> Brief: What you give must be exactly the lines of the material from the first through the line that contains "Ansatz 0.2.0 |", inclusive, and no others.

> Material provided:
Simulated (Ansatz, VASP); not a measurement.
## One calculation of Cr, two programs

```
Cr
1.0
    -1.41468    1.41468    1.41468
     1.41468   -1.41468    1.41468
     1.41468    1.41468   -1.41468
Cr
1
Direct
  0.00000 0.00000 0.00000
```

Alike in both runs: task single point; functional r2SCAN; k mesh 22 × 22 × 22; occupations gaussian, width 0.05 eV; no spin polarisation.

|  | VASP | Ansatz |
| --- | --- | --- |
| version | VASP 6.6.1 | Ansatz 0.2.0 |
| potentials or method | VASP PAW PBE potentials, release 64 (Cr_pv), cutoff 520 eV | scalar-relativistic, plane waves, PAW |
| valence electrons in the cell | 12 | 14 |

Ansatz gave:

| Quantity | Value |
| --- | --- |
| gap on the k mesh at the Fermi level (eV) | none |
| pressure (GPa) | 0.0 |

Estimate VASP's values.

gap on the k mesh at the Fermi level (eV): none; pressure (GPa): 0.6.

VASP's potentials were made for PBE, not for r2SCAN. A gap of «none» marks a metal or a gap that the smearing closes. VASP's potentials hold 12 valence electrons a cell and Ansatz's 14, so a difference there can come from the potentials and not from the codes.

> Written reply:
Simulated (Ansatz, VASP); not a measurement.
## One calculation of Cr, two programs

```
Cr
1.0
    -1.41468    1.41468    1.41468
     1.41468   -1.41468    1.41468
     1.41468    1.41468   -1.41468
Cr
1
Direct
  0.00000 0.00000 0.00000
```

Alike in both runs: task single point; functional r2SCAN; k mesh 22 × 22 × 22; occupations gaussian, width 0.05 eV; no spin polarisation.

|  | VASP | Ansatz |
| --- | --- | --- |
| version | VASP 6.6.1 | Ansatz 0.2.0 |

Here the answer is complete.